━━━ Supplied material ━━━

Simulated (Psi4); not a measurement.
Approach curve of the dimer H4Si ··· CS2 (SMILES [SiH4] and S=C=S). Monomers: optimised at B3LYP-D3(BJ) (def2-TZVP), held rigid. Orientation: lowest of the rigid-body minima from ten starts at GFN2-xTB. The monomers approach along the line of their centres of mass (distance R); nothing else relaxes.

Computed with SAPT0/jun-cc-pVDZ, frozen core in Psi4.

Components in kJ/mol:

━━━

Brief
Repeat the listing in full, keeping every line exactly as it is.

Response box
Simulated (Psi4); not a measurement.
Approach curve of the dimer H4Si ··· CS2 (SMILES [SiH4] and S=C=S). Monomers: optimised at B3LYP-D3(BJ) (def2-TZVP), held rigid. Orientation: lowest of the rigid-body minima from ten starts at GFN2-xTB. The monomers approach along the line of their centres of mass (distance R); nothing else relaxes.

Computed with SAPT0/jun-cc-pVDZ, frozen core in Psi4.

Components in kJ/mol:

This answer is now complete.